### WORK REQUEST
Up to and including the line with "Calculated at this", reproduce the listing below exactly, beginning at its first line.

### INFORMATION PROVIDED
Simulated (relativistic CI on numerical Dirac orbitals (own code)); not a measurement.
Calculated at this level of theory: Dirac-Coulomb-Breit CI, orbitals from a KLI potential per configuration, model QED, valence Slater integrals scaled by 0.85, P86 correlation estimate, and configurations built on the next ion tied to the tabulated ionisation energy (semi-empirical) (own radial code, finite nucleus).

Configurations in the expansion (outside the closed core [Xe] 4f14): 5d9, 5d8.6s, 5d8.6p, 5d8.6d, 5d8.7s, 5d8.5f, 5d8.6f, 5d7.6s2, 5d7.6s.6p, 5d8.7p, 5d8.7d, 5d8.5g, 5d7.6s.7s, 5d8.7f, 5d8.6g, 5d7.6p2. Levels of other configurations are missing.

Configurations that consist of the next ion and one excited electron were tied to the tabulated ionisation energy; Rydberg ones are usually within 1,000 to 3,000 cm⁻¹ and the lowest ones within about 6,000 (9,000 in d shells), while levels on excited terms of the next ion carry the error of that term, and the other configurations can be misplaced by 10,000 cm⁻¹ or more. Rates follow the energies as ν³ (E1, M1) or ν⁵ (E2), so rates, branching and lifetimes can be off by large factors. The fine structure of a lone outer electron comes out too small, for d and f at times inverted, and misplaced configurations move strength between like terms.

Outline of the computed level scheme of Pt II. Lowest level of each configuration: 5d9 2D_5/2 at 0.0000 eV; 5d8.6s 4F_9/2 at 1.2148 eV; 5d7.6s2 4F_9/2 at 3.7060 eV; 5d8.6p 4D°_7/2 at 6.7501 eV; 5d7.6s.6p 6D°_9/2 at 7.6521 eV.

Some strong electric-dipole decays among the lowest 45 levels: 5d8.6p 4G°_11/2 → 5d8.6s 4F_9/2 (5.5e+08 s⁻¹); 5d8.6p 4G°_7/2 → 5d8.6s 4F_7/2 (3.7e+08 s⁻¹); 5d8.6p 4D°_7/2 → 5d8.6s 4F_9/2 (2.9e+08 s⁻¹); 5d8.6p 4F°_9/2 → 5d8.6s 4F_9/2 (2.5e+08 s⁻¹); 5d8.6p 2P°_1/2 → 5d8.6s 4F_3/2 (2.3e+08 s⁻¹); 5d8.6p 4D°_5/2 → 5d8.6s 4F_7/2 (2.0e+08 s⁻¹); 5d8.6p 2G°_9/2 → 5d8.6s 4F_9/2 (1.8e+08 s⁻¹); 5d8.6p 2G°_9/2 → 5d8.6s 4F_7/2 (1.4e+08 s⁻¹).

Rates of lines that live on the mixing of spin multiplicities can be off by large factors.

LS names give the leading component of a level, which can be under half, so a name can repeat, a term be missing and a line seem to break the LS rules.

### TASK SOLUTION
Simulated (relativistic CI on numerical Dirac orbitals (own code)); not a measurement.
Calculated at this level of theory: Dirac-Coulomb-Breit CI, orbitals from a KLI potential per configuration, model QED, valence Slater integrals scaled by 0.85, P86 correlation estimate, and configurations built on the next ion tied to the tabulated ionisation energy (semi-empirical) (own radial code, finite nucleus).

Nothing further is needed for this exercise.